__Activity__:
From the listing below, copy only the lines from the line that contains "Functional | r2SCAN |" to the line that contains "Pressure -15.7 GPa;", counting those two lines as part of the copy.

__Extracted entries__:
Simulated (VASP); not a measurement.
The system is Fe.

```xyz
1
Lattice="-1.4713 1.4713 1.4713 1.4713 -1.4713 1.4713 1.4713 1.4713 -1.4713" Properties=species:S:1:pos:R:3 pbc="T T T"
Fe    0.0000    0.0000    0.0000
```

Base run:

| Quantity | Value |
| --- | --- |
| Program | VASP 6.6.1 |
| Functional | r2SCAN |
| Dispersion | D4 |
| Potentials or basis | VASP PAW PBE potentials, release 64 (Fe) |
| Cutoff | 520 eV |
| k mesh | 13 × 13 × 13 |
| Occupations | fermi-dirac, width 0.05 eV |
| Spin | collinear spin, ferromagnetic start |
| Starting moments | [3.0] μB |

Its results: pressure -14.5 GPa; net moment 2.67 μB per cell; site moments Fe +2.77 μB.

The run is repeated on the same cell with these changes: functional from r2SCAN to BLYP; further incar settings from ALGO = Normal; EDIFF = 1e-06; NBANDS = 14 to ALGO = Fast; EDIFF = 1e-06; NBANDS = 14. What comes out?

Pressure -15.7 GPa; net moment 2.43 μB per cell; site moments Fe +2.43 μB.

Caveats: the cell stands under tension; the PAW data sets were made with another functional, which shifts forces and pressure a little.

__Response box__:
| Functional | r2SCAN |
| Dispersion | D4 |
| Potentials or basis | VASP PAW PBE potentials, release 64 (Fe) |
| Cutoff | 520 eV |
| k mesh | 13 × 13 × 13 |
| Occupations | fermi-dirac, width 0.05 eV |
| Spin | collinear spin, ferromagnetic start |
| Starting moments | [3.0] μB |

Its results: pressure -14.5 GPa; net moment 2.67 μB per cell; site moments Fe +2.77 μB.

The run is repeated on the same cell with these changes: functional from r2SCAN to BLYP; further incar settings from ALGO = Normal; EDIFF = 1e-06; NBANDS = 14 to ALGO = Fast; EDIFF = 1e-06; NBANDS = 14. What comes out?

Pressure -15.7 GPa; net moment 2.43 μB per cell; site moments Fe +2.43 μB.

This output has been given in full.